### Dataset excerpts
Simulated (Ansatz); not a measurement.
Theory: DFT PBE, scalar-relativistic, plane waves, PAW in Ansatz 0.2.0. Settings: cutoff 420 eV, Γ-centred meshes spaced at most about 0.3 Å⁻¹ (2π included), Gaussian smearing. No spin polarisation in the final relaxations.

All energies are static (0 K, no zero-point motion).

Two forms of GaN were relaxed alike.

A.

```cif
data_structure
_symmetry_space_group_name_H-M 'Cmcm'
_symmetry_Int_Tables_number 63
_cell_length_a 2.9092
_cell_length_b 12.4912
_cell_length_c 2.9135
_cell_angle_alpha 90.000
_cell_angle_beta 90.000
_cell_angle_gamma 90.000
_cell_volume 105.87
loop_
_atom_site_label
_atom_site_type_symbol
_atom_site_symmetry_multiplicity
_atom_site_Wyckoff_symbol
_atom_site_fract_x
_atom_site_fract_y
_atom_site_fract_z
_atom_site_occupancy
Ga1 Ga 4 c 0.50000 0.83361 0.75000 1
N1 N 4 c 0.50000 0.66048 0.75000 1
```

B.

### Work instruction
Transcribe all the material, making sure each line matches the original.

### Task output
Simulated (Ansatz); not a measurement.
Theory: DFT PBE, scalar-relativistic, plane waves, PAW in Ansatz 0.2.0. Settings: cutoff 420 eV, Γ-centred meshes spaced at most about 0.3 Å⁻¹ (2π included), Gaussian smearing. No spin polarisation in the final relaxations.

All energies are static (0 K, no zero-point motion).

Two forms of GaN were relaxed alike.

A.

```cif
data_structure
_symmetry_space_group_name_H-M 'Cmcm'
_symmetry_Int_Tables_number 63
_cell_length_a 2.9092
_cell_length_b 12.4912
_cell_length_c 2.9135
_cell_angle_alpha 90.000
_cell_angle_beta 90.000
_cell_angle_gamma 90.000
_cell_volume 105.87
loop_
_atom_site_label
_atom_site_type_symbol
_atom_site_symmetry_multiplicity
_atom_site_Wyckoff_symbol
_atom_site_fract_x
_atom_site_fract_y
_atom_site_fract_z
_atom_site_occupancy
Ga1 Ga 4 c 0.50000 0.83361 0.75000 1
N1 N 4 c 0.50000 0.66048 0.75000 1
```

B.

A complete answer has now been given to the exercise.